BRIEF - What you return must be every line from the beginning of the data through the line holding "A k mesh can", unchanged.

-=-=-=-=-

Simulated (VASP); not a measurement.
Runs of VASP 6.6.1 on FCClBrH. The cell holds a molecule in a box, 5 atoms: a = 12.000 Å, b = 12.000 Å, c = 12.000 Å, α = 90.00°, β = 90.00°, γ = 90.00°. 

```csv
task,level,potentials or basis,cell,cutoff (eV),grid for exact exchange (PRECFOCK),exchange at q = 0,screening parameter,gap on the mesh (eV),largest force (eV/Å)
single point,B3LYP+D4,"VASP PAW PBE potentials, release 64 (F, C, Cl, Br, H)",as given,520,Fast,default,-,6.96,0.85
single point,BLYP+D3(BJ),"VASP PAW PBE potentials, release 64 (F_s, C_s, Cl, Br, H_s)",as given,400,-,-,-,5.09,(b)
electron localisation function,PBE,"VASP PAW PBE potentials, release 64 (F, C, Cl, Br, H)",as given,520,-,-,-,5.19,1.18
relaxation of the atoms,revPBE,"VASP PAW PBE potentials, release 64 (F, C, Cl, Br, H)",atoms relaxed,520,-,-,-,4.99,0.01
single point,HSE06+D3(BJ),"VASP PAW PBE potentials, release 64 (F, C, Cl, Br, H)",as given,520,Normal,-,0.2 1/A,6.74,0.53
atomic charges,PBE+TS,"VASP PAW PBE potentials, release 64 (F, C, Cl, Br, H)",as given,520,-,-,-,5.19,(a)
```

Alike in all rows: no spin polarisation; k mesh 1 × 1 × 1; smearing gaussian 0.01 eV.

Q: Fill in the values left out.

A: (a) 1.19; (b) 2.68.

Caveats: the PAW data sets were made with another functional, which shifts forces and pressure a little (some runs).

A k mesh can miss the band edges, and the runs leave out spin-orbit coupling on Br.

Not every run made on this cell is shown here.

-=-=-=-=-

TASK RESULT -
Simulated (VASP); not a measurement.
Runs of VASP 6.6.1 on FCClBrH. The cell holds a molecule in a box, 5 atoms: a = 12.000 Å, b = 12.000 Å, c = 12.000 Å, α = 90.00°, β = 90.00°, γ = 90.00°. 

```csv
task,level,potentials or basis,cell,cutoff (eV),grid for exact exchange (PRECFOCK),exchange at q = 0,screening parameter,gap on the mesh (eV),largest force (eV/Å)
single point,B3LYP+D4,"VASP PAW PBE potentials, release 64 (F, C, Cl, Br, H)",as given,520,Fast,default,-,6.96,0.85
single point,BLYP+D3(BJ),"VASP PAW PBE potentials, release 64 (F_s, C_s, Cl, Br, H_s)",as given,400,-,-,-,5.09,(b)
electron localisation function,PBE,"VASP PAW PBE potentials, release 64 (F, C, Cl, Br, H)",as given,520,-,-,-,5.19,1.18
relaxation of the atoms,revPBE,"VASP PAW PBE potentials, release 64 (F, C, Cl, Br, H)",atoms relaxed,520,-,-,-,4.99,0.01
single point,HSE06+D3(BJ),"VASP PAW PBE potentials, release 64 (F, C, Cl, Br, H)",as given,520,Normal,-,0.2 1/A,6.74,0.53
atomic charges,PBE+TS,"VASP PAW PBE potentials, release 64 (F, C, Cl, Br, H)",as given,520,-,-,-,5.19,(a)
```

Alike in all rows: no spin polarisation; k mesh 1 × 1 × 1; smearing gaussian 0.01 eV.

Q: Fill in the values left out.

A: (a) 1.19; (b) 2.68.

Caveats: the PAW data sets were made with another functional, which shifts forces and pressure a little (some runs).

A k mesh can miss the band edges, and the runs leave out spin-orbit coupling on Br.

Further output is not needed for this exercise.